ASSIGNMENT:
Return, exactly as written, every line from the first line of the data below through the line that contains "The fields are".

- Opening Delimiter -

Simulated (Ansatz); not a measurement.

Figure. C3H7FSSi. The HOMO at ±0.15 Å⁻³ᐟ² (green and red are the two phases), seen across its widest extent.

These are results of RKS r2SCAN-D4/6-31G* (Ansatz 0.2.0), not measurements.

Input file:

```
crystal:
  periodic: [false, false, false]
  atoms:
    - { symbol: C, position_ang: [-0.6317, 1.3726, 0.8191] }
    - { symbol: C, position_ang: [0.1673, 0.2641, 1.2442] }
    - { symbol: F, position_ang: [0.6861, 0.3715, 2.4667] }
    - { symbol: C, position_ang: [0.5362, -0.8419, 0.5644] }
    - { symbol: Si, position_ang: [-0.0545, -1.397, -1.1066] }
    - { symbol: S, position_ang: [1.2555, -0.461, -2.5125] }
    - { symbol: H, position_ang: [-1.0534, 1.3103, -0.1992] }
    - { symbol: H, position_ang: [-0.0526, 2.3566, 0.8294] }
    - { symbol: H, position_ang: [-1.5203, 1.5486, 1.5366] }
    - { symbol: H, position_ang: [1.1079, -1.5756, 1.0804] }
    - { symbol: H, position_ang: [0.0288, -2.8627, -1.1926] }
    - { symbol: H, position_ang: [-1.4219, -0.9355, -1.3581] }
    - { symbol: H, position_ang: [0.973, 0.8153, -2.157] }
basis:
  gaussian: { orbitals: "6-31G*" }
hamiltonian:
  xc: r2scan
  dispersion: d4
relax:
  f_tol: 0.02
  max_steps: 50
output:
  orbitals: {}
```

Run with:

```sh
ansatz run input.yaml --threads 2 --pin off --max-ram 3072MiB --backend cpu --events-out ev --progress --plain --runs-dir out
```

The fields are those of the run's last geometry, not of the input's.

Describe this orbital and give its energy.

- Closing Delimiter -

SOLUTION:
Simulated (Ansatz); not a measurement.

Figure. C3H7FSSi. The HOMO at ±0.15 Å⁻³ᐟ² (green and red are the two phases), seen across its widest extent.

These are results of RKS r2SCAN-D4/6-31G* (Ansatz 0.2.0), not measurements.

Input file:

```
crystal:
  periodic: [false, false, false]
  atoms:
    - { symbol: C, position_ang: [-0.6317, 1.3726, 0.8191] }
    - { symbol: C, position_ang: [0.1673, 0.2641, 1.2442] }
    - { symbol: F, position_ang: [0.6861, 0.3715, 2.4667] }
    - { symbol: C, position_ang: [0.5362, -0.8419, 0.5644] }
    - { symbol: Si, position_ang: [-0.0545, -1.397, -1.1066] }
    - { symbol: S, position_ang: [1.2555, -0.461, -2.5125] }
    - { symbol: H, position_ang: [-1.0534, 1.3103, -0.1992] }
    - { symbol: H, position_ang: [-0.0526, 2.3566, 0.8294] }
    - { symbol: H, position_ang: [-1.5203, 1.5486, 1.5366] }
    - { symbol: H, position_ang: [1.1079, -1.5756, 1.0804] }
    - { symbol: H, position_ang: [0.0288, -2.8627, -1.1926] }
    - { symbol: H, position_ang: [-1.4219, -0.9355, -1.3581] }
    - { symbol: H, position_ang: [0.973, 0.8153, -2.157] }
basis:
  gaussian: { orbitals: "6-31G*" }
hamiltonian:
  xc: r2scan
  dispersion: d4
relax:
  f_tol: 0.02
  max_steps: 50
output:
  orbitals: {}
```

Run with:

```sh
ansatz run input.yaml --threads 2 --pin off --max-ram 3072MiB --backend cpu --events-out ev --progress --plain --runs-dir out
```

The fields are those of the run's last geometry, not of the input's.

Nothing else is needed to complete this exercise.